====== Information shown ======

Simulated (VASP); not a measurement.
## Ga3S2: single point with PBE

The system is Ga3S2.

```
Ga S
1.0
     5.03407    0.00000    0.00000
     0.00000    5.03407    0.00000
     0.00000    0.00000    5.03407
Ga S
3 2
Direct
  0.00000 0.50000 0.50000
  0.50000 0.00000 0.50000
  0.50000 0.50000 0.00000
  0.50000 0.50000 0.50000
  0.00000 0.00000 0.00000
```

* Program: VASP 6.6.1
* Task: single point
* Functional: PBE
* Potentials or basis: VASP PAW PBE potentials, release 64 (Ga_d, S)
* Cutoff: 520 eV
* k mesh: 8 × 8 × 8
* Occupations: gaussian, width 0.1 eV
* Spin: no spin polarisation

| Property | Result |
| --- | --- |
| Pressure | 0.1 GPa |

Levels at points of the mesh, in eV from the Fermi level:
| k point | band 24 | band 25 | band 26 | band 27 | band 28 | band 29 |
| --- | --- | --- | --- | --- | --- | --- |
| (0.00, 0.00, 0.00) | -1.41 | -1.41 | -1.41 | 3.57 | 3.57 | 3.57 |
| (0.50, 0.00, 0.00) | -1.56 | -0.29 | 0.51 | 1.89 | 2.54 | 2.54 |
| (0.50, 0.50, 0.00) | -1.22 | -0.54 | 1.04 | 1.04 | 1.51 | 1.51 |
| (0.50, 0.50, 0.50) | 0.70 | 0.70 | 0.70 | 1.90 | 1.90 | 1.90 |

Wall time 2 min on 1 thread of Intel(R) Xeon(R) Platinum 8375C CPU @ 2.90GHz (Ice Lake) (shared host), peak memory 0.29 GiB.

======

Work item:
Write out exactly the lines between the start of the entries and the line containing "Program: VASP 6.6.1", including that line and the first one.

Problem solution:
Simulated (VASP); not a measurement.
## Ga3S2: single point with PBE

The system is Ga3S2.

```
Ga S
1.0
     5.03407    0.00000    0.00000
     0.00000    5.03407    0.00000
     0.00000    0.00000    5.03407
Ga S
3 2
Direct
  0.00000 0.50000 0.50000
  0.50000 0.00000 0.50000
  0.50000 0.50000 0.00000
  0.50000 0.50000 0.50000
  0.00000 0.00000 0.00000
```

* Program: VASP 6.6.1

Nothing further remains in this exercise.